Data extract:
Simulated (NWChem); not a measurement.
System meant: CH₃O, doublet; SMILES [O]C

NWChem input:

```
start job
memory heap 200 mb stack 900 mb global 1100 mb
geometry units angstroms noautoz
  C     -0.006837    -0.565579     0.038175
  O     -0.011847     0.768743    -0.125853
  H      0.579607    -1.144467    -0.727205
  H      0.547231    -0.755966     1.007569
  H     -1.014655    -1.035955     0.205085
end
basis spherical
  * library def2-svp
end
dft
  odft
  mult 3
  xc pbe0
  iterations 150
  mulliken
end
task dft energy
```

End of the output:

Work order: What is needed is a faithful transcription of every entry.

Reply:
Simulated (NWChem); not a measurement.
System meant: CH₃O, doublet; SMILES [O]C

NWChem input:

```
start job
memory heap 200 mb stack 900 mb global 1100 mb
geometry units angstroms noautoz
  C     -0.006837    -0.565579     0.038175
  O     -0.011847     0.768743    -0.125853
  H      0.579607    -1.144467    -0.727205
  H      0.547231    -0.755966     1.007569
  H     -1.014655    -1.035955     0.205085
end
basis spherical
  * library def2-svp
end
dft
  odft
  mult 3
  xc pbe0
  iterations 150
  mulliken
end
task dft energy
```

End of the output:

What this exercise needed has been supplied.